• WORK INSTRUCTION: Working from the top of the records below, reproduce each line exactly, ending once you have written the line containing "The fields are".

• RECORDED DATA:
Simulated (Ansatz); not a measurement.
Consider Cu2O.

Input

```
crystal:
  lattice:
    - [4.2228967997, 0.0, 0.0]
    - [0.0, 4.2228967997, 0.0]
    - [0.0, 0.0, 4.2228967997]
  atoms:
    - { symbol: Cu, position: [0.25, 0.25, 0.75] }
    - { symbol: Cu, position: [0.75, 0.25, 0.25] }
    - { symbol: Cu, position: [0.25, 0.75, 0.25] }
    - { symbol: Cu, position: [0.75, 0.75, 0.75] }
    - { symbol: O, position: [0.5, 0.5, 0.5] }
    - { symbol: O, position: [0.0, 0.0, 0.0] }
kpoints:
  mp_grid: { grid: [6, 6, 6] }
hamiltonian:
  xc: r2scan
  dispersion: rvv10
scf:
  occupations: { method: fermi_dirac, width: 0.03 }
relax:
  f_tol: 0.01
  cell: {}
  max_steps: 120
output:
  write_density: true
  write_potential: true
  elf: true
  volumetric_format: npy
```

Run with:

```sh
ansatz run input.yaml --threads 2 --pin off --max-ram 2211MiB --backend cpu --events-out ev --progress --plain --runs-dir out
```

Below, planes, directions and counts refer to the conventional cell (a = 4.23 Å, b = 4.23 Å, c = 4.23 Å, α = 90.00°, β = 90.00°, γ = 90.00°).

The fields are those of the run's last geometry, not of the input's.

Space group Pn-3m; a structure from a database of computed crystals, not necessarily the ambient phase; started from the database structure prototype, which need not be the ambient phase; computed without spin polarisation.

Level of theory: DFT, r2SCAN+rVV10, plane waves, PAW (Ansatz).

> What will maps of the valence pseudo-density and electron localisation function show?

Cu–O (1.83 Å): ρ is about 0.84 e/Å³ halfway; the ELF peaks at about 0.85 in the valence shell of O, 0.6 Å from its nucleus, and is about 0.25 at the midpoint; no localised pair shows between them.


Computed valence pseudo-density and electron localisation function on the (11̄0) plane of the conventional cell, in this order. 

• RESPONSE BOX:
Simulated (Ansatz); not a measurement.
Consider Cu2O.

Input

```
crystal:
  lattice:
    - [4.2228967997, 0.0, 0.0]
    - [0.0, 4.2228967997, 0.0]
    - [0.0, 0.0, 4.2228967997]
  atoms:
    - { symbol: Cu, position: [0.25, 0.25, 0.75] }
    - { symbol: Cu, position: [0.75, 0.25, 0.25] }
    - { symbol: Cu, position: [0.25, 0.75, 0.25] }
    - { symbol: Cu, position: [0.75, 0.75, 0.75] }
    - { symbol: O, position: [0.5, 0.5, 0.5] }
    - { symbol: O, position: [0.0, 0.0, 0.0] }
kpoints:
  mp_grid: { grid: [6, 6, 6] }
hamiltonian:
  xc: r2scan
  dispersion: rvv10
scf:
  occupations: { method: fermi_dirac, width: 0.03 }
relax:
  f_tol: 0.01
  cell: {}
  max_steps: 120
output:
  write_density: true
  write_potential: true
  elf: true
  volumetric_format: npy
```

Run with:

```sh
ansatz run input.yaml --threads 2 --pin off --max-ram 2211MiB --backend cpu --events-out ev --progress --plain --runs-dir out
```

Below, planes, directions and counts refer to the conventional cell (a = 4.23 Å, b = 4.23 Å, c = 4.23 Å, α = 90.00°, β = 90.00°, γ = 90.00°).

The fields are those of the run's last geometry, not of the input's.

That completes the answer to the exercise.